**Material supplied**:
----------------------------------------

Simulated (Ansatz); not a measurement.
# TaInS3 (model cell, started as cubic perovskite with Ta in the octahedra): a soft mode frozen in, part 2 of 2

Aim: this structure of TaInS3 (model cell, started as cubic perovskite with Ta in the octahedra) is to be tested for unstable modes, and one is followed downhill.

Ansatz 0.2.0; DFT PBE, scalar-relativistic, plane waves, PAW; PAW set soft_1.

----------------------------------------

**Work order**: Reproduce every entry, word for word.

**Your response**:
Simulated (Ansatz); not a measurement.
# TaInS3 (model cell, started as cubic perovskite with Ta in the octahedra): a soft mode frozen in, part 2 of 2

Aim: this structure of TaInS3 (model cell, started as cubic perovskite with Ta in the octahedra) is to be tested for unstable modes, and one is followed downhill.

Ansatz 0.2.0; DFT PBE, scalar-relativistic, plane waves, PAW; PAW set soft_1.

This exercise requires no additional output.